-- -- --
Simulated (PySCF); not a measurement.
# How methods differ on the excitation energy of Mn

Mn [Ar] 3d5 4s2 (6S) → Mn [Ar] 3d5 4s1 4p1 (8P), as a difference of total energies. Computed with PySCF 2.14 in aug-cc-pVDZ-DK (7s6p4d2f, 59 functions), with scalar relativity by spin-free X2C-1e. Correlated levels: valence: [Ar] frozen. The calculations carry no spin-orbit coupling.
-- -- --

» **TASK ITEM**:
Each record above has to be printed again, word for word.

» **TASK SOLUTION**:
Simulated (PySCF); not a measurement.
# How methods differ on the excitation energy of Mn

Mn [Ar] 3d5 4s2 (6S) → Mn [Ar] 3d5 4s1 4p1 (8P), as a difference of total energies. Computed with PySCF 2.14 in aug-cc-pVDZ-DK (7s6p4d2f, 59 functions), with scalar relativity by spin-free X2C-1e. Correlated levels: valence: [Ar] frozen. The calculations carry no spin-orbit coupling.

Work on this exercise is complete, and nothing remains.